SUPPLIED DATA START
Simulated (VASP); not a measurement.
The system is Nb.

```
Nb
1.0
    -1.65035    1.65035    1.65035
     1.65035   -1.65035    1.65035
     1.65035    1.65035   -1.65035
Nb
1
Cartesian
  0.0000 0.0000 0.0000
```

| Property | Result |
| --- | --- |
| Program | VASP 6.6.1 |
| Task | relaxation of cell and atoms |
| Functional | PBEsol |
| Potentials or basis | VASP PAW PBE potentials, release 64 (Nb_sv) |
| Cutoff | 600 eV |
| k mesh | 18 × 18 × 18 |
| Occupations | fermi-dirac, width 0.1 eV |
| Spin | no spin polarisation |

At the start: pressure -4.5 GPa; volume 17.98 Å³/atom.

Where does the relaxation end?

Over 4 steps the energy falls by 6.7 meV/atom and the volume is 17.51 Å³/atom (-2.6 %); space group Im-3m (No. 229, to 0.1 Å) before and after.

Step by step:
SUPPLIED DATA END

**ACTION ITEM**: Every line of the listing above is to be repeated exactly as written.

**ANSWER AREA**:
Simulated (VASP); not a measurement.
The system is Nb.

```
Nb
1.0
    -1.65035    1.65035    1.65035
     1.65035   -1.65035    1.65035
     1.65035    1.65035   -1.65035
Nb
1
Cartesian
  0.0000 0.0000 0.0000
```

| Property | Result |
| --- | --- |
| Program | VASP 6.6.1 |
| Task | relaxation of cell and atoms |
| Functional | PBEsol |
| Potentials or basis | VASP PAW PBE potentials, release 64 (Nb_sv) |
| Cutoff | 600 eV |
| k mesh | 18 × 18 × 18 |
| Occupations | fermi-dirac, width 0.1 eV |
| Spin | no spin polarisation |

At the start: pressure -4.5 GPa; volume 17.98 Å³/atom.

Where does the relaxation end?

Over 4 steps the energy falls by 6.7 meV/atom and the volume is 17.51 Å³/atom (-2.6 %); space group Im-3m (No. 229, to 0.1 Å) before and after.

Step by step:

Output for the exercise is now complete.